▶ **WORK ORDER**: Exactly as written, print each record in the listing.

▶ **SOURCE DATA**:
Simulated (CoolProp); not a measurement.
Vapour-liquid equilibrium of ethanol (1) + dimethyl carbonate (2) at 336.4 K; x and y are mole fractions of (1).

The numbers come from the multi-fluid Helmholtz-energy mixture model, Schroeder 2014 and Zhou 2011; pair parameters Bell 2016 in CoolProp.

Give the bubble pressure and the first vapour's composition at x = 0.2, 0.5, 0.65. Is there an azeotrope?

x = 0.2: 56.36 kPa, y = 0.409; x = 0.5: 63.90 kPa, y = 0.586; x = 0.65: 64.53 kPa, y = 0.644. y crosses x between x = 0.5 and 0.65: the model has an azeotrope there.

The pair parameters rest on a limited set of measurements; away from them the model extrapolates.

▶ **WRITTEN RESPONSE**:
Simulated (CoolProp); not a measurement.
Vapour-liquid equilibrium of ethanol (1) + dimethyl carbonate (2) at 336.4 K; x and y are mole fractions of (1).

The numbers come from the multi-fluid Helmholtz-energy mixture model, Schroeder 2014 and Zhou 2011; pair parameters Bell 2016 in CoolProp.

Give the bubble pressure and the first vapour's composition at x = 0.2, 0.5, 0.65. Is there an azeotrope?

x = 0.2: 56.36 kPa, y = 0.409; x = 0.5: 63.90 kPa, y = 0.586; x = 0.65: 64.53 kPa, y = 0.644. y crosses x between x = 0.5 and 0.65: the model has an azeotrope there.

The pair parameters rest on a limited set of measurements; away from them the model extrapolates.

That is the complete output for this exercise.